START LISTED RECORDS

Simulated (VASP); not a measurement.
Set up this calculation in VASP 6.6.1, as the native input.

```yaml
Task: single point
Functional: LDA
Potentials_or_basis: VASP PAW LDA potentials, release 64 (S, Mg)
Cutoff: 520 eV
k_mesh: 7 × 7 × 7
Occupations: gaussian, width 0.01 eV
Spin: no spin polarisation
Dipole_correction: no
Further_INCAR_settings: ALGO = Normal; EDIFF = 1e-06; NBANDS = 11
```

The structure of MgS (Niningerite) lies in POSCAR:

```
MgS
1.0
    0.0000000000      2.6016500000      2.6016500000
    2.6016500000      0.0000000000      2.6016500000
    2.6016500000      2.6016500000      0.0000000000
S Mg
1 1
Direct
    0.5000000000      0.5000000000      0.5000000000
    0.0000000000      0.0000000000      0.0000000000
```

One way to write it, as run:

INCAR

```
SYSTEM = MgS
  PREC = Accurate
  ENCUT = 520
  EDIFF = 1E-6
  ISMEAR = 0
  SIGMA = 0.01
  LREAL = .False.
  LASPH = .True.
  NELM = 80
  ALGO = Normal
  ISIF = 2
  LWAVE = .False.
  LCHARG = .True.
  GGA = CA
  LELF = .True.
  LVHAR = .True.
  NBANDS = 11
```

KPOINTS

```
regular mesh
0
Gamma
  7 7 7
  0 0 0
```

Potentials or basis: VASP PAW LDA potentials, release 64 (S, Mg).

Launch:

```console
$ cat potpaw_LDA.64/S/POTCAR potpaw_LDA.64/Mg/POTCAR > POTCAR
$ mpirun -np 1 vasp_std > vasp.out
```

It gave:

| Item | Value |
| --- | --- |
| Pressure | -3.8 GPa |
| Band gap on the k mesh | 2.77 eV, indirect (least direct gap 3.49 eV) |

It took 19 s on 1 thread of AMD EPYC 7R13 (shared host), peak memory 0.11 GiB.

END LISTED RECORDS

**WORK REQUEST**. Would you print exactly the lines from the first line of the entries above through the line that has "gap 3.49 eV) |", both included, and stop there?

**REPLY**.
Simulated (VASP); not a measurement.
Set up this calculation in VASP 6.6.1, as the native input.

```yaml
Task: single point
Functional: LDA
Potentials_or_basis: VASP PAW LDA potentials, release 64 (S, Mg)
Cutoff: 520 eV
k_mesh: 7 × 7 × 7
Occupations: gaussian, width 0.01 eV
Spin: no spin polarisation
Dipole_correction: no
Further_INCAR_settings: ALGO = Normal; EDIFF = 1e-06; NBANDS = 11
```

The structure of MgS (Niningerite) lies in POSCAR:

```
MgS
1.0
    0.0000000000      2.6016500000      2.6016500000
    2.6016500000      0.0000000000      2.6016500000
    2.6016500000      2.6016500000      0.0000000000
S Mg
1 1
Direct
    0.5000000000      0.5000000000      0.5000000000
    0.0000000000      0.0000000000      0.0000000000
```

One way to write it, as run:

INCAR

```
SYSTEM = MgS
  PREC = Accurate
  ENCUT = 520
  EDIFF = 1E-6
  ISMEAR = 0
  SIGMA = 0.01
  LREAL = .False.
  LASPH = .True.
  NELM = 80
  ALGO = Normal
  ISIF = 2
  LWAVE = .False.
  LCHARG = .True.
  GGA = CA
  LELF = .True.
  LVHAR = .True.
  NBANDS = 11
```

KPOINTS

```
regular mesh
0
Gamma
  7 7 7
  0 0 0
```

Potentials or basis: VASP PAW LDA potentials, release 64 (S, Mg).

Launch:

```console
$ cat potpaw_LDA.64/S/POTCAR potpaw_LDA.64/Mg/POTCAR > POTCAR
$ mpirun -np 1 vasp_std > vasp.out
```

It gave:

| Item | Value |
| --- | --- |
| Pressure | -3.8 GPa |
| Band gap on the k mesh | 2.77 eV, indirect (least direct gap 3.49 eV) |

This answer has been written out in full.